┏━━

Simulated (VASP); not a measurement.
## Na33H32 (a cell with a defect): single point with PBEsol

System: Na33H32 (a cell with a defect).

┗━━

Repeat every line of the material exactly as given.

Simulated (VASP); not a measurement.
## Na33H32 (a cell with a defect): single point with PBEsol

System: Na33H32 (a cell with a defect).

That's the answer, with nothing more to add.